# Data listing
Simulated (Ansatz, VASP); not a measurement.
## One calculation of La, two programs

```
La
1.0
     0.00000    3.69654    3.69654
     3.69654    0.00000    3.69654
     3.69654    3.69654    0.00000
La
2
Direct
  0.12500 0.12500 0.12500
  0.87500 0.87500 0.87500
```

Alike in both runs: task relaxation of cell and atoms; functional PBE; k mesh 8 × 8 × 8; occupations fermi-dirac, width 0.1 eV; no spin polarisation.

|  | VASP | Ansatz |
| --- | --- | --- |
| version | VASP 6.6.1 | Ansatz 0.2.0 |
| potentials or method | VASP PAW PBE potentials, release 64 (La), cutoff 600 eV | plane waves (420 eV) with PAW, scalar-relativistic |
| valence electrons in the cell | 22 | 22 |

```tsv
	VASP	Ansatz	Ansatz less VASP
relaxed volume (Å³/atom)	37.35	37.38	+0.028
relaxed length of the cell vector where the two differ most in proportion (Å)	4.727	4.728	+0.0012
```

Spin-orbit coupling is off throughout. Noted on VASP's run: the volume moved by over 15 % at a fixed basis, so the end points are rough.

# Requirement
All of the records above are to be set down again exactly.

# Answer area
Simulated (Ansatz, VASP); not a measurement.
## One calculation of La, two programs

```
La
1.0
     0.00000    3.69654    3.69654
     3.69654    0.00000    3.69654
     3.69654    3.69654    0.00000
La
2
Direct
  0.12500 0.12500 0.12500
  0.87500 0.87500 0.87500
```

Alike in both runs: task relaxation of cell and atoms; functional PBE; k mesh 8 × 8 × 8; occupations fermi-dirac, width 0.1 eV; no spin polarisation.

|  | VASP | Ansatz |
| --- | --- | --- |
| version | VASP 6.6.1 | Ansatz 0.2.0 |
| potentials or method | VASP PAW PBE potentials, release 64 (La), cutoff 600 eV | plane waves (420 eV) with PAW, scalar-relativistic |
| valence electrons in the cell | 22 | 22 |

```tsv
	VASP	Ansatz	Ansatz less VASP
relaxed volume (Å³/atom)	37.35	37.38	+0.028
relaxed length of the cell vector where the two differ most in proportion (Å)	4.727	4.728	+0.0012
```

Spin-orbit coupling is off throughout. Noted on VASP's run: the volume moved by over 15 % at a fixed basis, so the end points are rough.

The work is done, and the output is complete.